+++

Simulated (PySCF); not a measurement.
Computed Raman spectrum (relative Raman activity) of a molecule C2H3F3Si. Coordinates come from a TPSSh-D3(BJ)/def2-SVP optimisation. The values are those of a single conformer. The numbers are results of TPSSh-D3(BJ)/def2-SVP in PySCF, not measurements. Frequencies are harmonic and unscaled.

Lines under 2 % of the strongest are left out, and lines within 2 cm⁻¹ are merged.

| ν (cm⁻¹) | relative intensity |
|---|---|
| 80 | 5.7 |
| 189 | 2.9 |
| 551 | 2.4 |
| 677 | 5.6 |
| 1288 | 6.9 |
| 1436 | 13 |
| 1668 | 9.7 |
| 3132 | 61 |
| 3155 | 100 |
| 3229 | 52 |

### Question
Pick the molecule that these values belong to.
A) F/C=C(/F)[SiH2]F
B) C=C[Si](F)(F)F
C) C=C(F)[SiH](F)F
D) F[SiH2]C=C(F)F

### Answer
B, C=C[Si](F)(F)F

+++

Work request:
Above are records; repeat only the lines starting at the line with "Computed Raman spectrum" and ending at the line with "Lines under 2", exactly as they appear, both included.

Answer area:
Computed Raman spectrum (relative Raman activity) of a molecule C2H3F3Si. Coordinates come from a TPSSh-D3(BJ)/def2-SVP optimisation. The values are those of a single conformer. The numbers are results of TPSSh-D3(BJ)/def2-SVP in PySCF, not measurements. Frequencies are harmonic and unscaled.

Lines under 2 % of the strongest are left out, and lines within 2 cm⁻¹ are merged.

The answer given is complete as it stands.